#### Work instruction
From the data below, return the exact lines starting at the line containing "Values are calculated" and ending at the line containing "System: C₄H₄FNSe, numbered", both included, and nothing else.

#### Records supplied
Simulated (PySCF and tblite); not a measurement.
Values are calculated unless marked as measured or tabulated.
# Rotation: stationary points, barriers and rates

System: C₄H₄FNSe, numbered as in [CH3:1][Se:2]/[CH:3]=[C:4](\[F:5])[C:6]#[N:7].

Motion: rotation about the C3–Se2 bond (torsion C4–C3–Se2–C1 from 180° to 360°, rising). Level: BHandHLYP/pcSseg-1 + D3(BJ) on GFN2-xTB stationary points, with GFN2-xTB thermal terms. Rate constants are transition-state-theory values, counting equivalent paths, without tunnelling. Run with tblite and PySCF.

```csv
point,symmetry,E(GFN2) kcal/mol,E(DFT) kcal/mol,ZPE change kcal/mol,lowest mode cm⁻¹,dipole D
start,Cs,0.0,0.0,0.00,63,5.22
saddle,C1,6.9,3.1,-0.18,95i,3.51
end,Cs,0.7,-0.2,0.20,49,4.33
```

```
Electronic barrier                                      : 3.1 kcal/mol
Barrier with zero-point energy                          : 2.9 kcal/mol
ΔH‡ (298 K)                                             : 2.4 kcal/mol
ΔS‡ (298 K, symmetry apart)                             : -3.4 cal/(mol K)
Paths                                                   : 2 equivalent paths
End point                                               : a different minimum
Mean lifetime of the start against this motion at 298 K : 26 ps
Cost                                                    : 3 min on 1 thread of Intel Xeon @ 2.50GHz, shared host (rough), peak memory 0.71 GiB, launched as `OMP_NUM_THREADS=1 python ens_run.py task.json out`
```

#### Answer section
Values are calculated unless marked as measured or tabulated.
# Rotation: stationary points, barriers and rates

System: C₄H₄FNSe, numbered as in [CH3:1][Se:2]/[CH:3]=[C:4](\[F:5])[C:6]#[N:7].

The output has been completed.